Every entry must be given again exactly.

==========

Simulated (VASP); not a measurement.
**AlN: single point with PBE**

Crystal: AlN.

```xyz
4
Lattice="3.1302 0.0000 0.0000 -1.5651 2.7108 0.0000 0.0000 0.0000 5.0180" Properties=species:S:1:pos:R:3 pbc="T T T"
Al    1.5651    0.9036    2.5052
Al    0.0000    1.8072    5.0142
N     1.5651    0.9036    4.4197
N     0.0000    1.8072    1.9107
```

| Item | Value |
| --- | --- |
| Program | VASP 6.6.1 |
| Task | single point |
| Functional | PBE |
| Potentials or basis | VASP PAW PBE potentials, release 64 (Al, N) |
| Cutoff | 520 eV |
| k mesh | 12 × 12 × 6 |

==========

EXERCISE RESULT:
Simulated (VASP); not a measurement.
**AlN: single point with PBE**

Crystal: AlN.

```xyz
4
Lattice="3.1302 0.0000 0.0000 -1.5651 2.7108 0.0000 0.0000 0.0000 5.0180" Properties=species:S:1:pos:R:3 pbc="T T T"
Al    1.5651    0.9036    2.5052
Al    0.0000    1.8072    5.0142
N     1.5651    0.9036    4.4197
N     0.0000    1.8072    1.9107
```

| Item | Value |
| --- | --- |
| Program | VASP 6.6.1 |
| Task | single point |
| Functional | PBE |
| Potentials or basis | VASP PAW PBE potentials, release 64 (Al, N) |
| Cutoff | 520 eV |
| k mesh | 12 × 12 × 6 |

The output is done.